**Records shown:**
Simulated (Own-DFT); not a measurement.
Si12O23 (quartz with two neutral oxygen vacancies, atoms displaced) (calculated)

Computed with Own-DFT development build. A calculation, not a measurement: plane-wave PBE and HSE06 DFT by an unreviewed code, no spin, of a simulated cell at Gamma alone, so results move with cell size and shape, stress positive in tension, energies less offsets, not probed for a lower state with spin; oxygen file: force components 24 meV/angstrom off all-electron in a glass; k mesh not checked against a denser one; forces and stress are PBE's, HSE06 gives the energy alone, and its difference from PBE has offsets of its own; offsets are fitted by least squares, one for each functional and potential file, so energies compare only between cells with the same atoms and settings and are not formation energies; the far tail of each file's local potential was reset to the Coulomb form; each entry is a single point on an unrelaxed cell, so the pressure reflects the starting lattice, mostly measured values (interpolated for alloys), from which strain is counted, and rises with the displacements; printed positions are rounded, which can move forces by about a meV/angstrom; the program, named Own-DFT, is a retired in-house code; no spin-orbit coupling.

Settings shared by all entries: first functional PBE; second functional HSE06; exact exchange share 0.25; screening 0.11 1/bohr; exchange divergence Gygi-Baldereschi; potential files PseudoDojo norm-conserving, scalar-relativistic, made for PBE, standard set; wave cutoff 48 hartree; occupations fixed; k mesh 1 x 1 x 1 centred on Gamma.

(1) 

**Task item:** After locating the line holding "Si12O23 (quartz with" above, output exactly that line and every line after it through the line holding "Settings shared by". Include nothing else.

**Task output:**
Si12O23 (quartz with two neutral oxygen vacancies, atoms displaced) (calculated)

Computed with Own-DFT development build. A calculation, not a measurement: plane-wave PBE and HSE06 DFT by an unreviewed code, no spin, of a simulated cell at Gamma alone, so results move with cell size and shape, stress positive in tension, energies less offsets, not probed for a lower state with spin; oxygen file: force components 24 meV/angstrom off all-electron in a glass; k mesh not checked against a denser one; forces and stress are PBE's, HSE06 gives the energy alone, and its difference from PBE has offsets of its own; offsets are fitted by least squares, one for each functional and potential file, so energies compare only between cells with the same atoms and settings and are not formation energies; the far tail of each file's local potential was reset to the Coulomb form; each entry is a single point on an unrelaxed cell, so the pressure reflects the starting lattice, mostly measured values (interpolated for alloys), from which strain is counted, and rises with the displacements; printed positions are rounded, which can move forces by about a meV/angstrom; the program, named Own-DFT, is a retired in-house code; no spin-orbit coupling.

Settings shared by all entries: first functional PBE; second functional HSE06; exact exchange share 0.25; screening 0.11 1/bohr; exchange divergence Gygi-Baldereschi; potential files PseudoDojo norm-conserving, scalar-relativistic, made for PBE, standard set; wave cutoff 48 hartree; occupations fixed; k mesh 1 x 1 x 1 centred on Gamma.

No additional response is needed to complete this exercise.